ACTIVITY :: Lines from the top of the listing down to the one with "The runs below", inclusive, are to be copied exactly.

GIVEN ENTRIES ::
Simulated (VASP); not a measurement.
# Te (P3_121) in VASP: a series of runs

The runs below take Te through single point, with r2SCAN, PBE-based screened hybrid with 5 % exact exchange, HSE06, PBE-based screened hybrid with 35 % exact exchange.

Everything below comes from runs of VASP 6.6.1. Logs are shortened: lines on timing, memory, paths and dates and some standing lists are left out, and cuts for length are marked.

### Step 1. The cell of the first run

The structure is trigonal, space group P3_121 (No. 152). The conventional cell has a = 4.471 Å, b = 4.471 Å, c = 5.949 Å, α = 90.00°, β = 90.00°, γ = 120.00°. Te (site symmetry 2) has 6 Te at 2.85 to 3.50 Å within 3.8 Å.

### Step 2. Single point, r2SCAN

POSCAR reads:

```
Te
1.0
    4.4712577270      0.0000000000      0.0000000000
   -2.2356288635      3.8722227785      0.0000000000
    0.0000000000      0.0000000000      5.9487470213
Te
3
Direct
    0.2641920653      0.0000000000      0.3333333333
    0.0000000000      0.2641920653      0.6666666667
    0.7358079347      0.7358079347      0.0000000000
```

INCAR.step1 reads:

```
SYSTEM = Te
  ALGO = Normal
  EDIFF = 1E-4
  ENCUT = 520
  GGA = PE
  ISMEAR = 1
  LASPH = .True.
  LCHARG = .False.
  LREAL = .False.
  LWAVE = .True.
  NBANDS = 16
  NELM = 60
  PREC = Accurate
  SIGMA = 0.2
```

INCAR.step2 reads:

WRITTEN REPLY ::
Simulated (VASP); not a measurement.
# Te (P3_121) in VASP: a series of runs

The runs below take Te through single point, with r2SCAN, PBE-based screened hybrid with 5 % exact exchange, HSE06, PBE-based screened hybrid with 35 % exact exchange.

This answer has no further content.